- **RECORDED DATA**:
====

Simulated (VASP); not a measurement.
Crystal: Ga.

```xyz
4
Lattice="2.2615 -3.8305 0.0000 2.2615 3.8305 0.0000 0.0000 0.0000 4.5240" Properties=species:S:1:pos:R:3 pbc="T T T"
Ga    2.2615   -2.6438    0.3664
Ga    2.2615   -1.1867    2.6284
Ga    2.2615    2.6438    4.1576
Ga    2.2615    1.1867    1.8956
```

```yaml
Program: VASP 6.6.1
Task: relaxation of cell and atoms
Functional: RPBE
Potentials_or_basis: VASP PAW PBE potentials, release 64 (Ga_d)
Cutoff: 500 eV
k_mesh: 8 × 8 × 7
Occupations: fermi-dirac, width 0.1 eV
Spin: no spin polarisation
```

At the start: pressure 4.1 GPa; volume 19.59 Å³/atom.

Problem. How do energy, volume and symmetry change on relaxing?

====

- **BRIEF**: Please print the lines from the start of the records up to and including the line with "At the start: pressure", copying each one exactly and leaving out the rest.

- **RESPONSE BOX**:
Simulated (VASP); not a measurement.
Crystal: Ga.

```xyz
4
Lattice="2.2615 -3.8305 0.0000 2.2615 3.8305 0.0000 0.0000 0.0000 4.5240" Properties=species:S:1:pos:R:3 pbc="T T T"
Ga    2.2615   -2.6438    0.3664
Ga    2.2615   -1.1867    2.6284
Ga    2.2615    2.6438    4.1576
Ga    2.2615    1.1867    1.8956
```

```yaml
Program: VASP 6.6.1
Task: relaxation of cell and atoms
Functional: RPBE
Potentials_or_basis: VASP PAW PBE potentials, release 64 (Ga_d)
Cutoff: 500 eV
k_mesh: 8 × 8 × 7
Occupations: fermi-dirac, width 0.1 eV
Spin: no spin polarisation
```

At the start: pressure 4.1 GPa; volume 19.59 Å³/atom.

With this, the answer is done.